§ **GIVEN ENTRIES**:
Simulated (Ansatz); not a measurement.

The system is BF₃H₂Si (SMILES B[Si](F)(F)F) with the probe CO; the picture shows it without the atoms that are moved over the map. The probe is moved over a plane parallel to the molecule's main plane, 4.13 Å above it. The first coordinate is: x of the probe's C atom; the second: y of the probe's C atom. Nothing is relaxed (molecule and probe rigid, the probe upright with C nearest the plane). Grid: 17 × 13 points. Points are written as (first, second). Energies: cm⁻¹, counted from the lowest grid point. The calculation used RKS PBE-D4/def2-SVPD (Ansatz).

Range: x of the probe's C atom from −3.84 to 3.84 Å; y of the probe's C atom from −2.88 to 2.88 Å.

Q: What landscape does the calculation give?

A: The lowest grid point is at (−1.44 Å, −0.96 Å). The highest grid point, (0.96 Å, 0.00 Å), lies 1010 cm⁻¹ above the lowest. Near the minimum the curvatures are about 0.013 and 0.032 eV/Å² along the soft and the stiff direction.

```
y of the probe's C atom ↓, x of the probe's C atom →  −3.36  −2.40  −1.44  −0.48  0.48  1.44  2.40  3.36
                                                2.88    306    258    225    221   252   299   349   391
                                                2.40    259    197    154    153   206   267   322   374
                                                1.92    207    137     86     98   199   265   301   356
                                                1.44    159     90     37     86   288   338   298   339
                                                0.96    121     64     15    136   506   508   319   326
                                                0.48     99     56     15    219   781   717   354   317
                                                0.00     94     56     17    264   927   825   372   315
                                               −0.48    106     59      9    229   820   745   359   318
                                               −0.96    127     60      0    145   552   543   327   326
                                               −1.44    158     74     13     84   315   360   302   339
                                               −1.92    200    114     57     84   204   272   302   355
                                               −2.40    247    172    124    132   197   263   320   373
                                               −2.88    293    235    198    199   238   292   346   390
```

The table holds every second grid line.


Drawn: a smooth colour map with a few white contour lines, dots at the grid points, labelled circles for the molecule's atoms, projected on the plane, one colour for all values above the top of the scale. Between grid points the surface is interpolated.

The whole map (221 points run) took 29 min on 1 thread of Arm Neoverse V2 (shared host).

§ **TASK ITEM**:
Please give an exact restatement of only the lines from the beginning of the material above to the line with "Range: x of", inclusive.

§ **ANSWER SECTION**:
Simulated (Ansatz); not a measurement.

The system is BF₃H₂Si (SMILES B[Si](F)(F)F) with the probe CO; the picture shows it without the atoms that are moved over the map. The probe is moved over a plane parallel to the molecule's main plane, 4.13 Å above it. The first coordinate is: x of the probe's C atom; the second: y of the probe's C atom. Nothing is relaxed (molecule and probe rigid, the probe upright with C nearest the plane). Grid: 17 × 13 points. Points are written as (first, second). Energies: cm⁻¹, counted from the lowest grid point. The calculation used RKS PBE-D4/def2-SVPD (Ansatz).

Range: x of the probe's C atom from −3.84 to 3.84 Å; y of the probe's C atom from −2.88 to 2.88 Å.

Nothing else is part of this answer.